BRIEF — Copy the data exactly, line for line.

┏━━

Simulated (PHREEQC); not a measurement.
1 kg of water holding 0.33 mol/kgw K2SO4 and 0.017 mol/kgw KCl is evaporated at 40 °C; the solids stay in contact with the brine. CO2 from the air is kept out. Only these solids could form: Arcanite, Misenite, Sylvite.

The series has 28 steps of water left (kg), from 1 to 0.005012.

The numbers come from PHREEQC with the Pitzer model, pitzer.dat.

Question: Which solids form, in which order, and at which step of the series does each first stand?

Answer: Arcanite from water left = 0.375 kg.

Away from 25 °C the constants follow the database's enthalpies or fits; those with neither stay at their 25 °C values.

┗━━

RESULT —
Simulated (PHREEQC); not a measurement.
1 kg of water holding 0.33 mol/kgw K2SO4 and 0.017 mol/kgw KCl is evaporated at 40 °C; the solids stay in contact with the brine. CO2 from the air is kept out. Only these solids could form: Arcanite, Misenite, Sylvite.

The series has 28 steps of water left (kg), from 1 to 0.005012.

The numbers come from PHREEQC with the Pitzer model, pitzer.dat.

Question: Which solids form, in which order, and at which step of the series does each first stand?

Answer: Arcanite from water left = 0.375 kg.

Away from 25 °C the constants follow the database's enthalpies or fits; those with neither stay at their 25 °C values.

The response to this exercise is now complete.